Work task —
Give back every record exactly as written.

+---+
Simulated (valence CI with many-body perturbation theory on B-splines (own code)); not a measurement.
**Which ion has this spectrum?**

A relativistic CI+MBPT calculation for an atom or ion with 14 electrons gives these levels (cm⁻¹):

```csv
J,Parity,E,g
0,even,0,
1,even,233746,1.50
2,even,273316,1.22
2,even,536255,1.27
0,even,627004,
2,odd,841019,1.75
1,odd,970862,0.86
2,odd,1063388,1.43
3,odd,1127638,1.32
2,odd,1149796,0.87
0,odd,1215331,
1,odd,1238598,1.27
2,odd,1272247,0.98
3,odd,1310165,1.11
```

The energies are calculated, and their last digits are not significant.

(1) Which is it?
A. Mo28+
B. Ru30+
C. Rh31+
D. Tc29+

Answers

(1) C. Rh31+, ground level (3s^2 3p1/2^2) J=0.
+---+

Answer section —
Simulated (valence CI with many-body perturbation theory on B-splines (own code)); not a measurement.
**Which ion has this spectrum?**

A relativistic CI+MBPT calculation for an atom or ion with 14 electrons gives these levels (cm⁻¹):

```csv
J,Parity,E,g
0,even,0,
1,even,233746,1.50
2,even,273316,1.22
2,even,536255,1.27
0,even,627004,
2,odd,841019,1.75
1,odd,970862,0.86
2,odd,1063388,1.43
3,odd,1127638,1.32
2,odd,1149796,0.87
0,odd,1215331,
1,odd,1238598,1.27
2,odd,1272247,0.98
3,odd,1310165,1.11
```

The energies are calculated, and their last digits are not significant.

(1) Which is it?
A. Mo28+
B. Ru30+
C. Rh31+
D. Tc29+

Answers

(1) C. Rh31+, ground level (3s^2 3p1/2^2) J=0.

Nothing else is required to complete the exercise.